* Material supplied
··········

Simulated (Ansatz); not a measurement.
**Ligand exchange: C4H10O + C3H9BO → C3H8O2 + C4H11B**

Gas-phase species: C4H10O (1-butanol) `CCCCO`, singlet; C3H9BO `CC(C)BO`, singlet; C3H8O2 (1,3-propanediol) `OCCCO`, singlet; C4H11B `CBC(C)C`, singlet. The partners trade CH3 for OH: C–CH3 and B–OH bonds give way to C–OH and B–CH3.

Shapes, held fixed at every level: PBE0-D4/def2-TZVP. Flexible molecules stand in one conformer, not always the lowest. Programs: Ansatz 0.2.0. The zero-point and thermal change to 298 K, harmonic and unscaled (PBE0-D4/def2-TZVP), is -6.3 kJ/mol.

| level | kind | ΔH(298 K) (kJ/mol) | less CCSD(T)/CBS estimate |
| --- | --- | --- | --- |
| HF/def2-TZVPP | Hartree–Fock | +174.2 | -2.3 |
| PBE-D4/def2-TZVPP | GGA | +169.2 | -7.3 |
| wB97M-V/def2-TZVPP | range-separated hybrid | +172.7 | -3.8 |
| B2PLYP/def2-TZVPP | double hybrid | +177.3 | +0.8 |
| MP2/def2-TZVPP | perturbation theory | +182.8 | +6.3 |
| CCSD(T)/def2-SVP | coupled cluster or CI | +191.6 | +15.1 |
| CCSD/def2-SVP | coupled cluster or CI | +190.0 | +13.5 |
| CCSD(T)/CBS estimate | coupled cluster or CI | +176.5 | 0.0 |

··········

* Work instruction
Taking the records from the top, repeat each line exactly until you have repeated the line that contains "CI | +190.0 | +13.5 |".

* Task solution
Simulated (Ansatz); not a measurement.
**Ligand exchange: C4H10O + C3H9BO → C3H8O2 + C4H11B**

Gas-phase species: C4H10O (1-butanol) `CCCCO`, singlet; C3H9BO `CC(C)BO`, singlet; C3H8O2 (1,3-propanediol) `OCCCO`, singlet; C4H11B `CBC(C)C`, singlet. The partners trade CH3 for OH: C–CH3 and B–OH bonds give way to C–OH and B–CH3.

Shapes, held fixed at every level: PBE0-D4/def2-TZVP. Flexible molecules stand in one conformer, not always the lowest. Programs: Ansatz 0.2.0. The zero-point and thermal change to 298 K, harmonic and unscaled (PBE0-D4/def2-TZVP), is -6.3 kJ/mol.

| level | kind | ΔH(298 K) (kJ/mol) | less CCSD(T)/CBS estimate |
| --- | --- | --- | --- |
| HF/def2-TZVPP | Hartree–Fock | +174.2 | -2.3 |
| PBE-D4/def2-TZVPP | GGA | +169.2 | -7.3 |
| wB97M-V/def2-TZVPP | range-separated hybrid | +172.7 | -3.8 |
| B2PLYP/def2-TZVPP | double hybrid | +177.3 | +0.8 |
| MP2/def2-TZVPP | perturbation theory | +182.8 | +6.3 |
| CCSD(T)/def2-SVP | coupled cluster or CI | +191.6 | +15.1 |
| CCSD/def2-SVP | coupled cluster or CI | +190.0 | +13.5 |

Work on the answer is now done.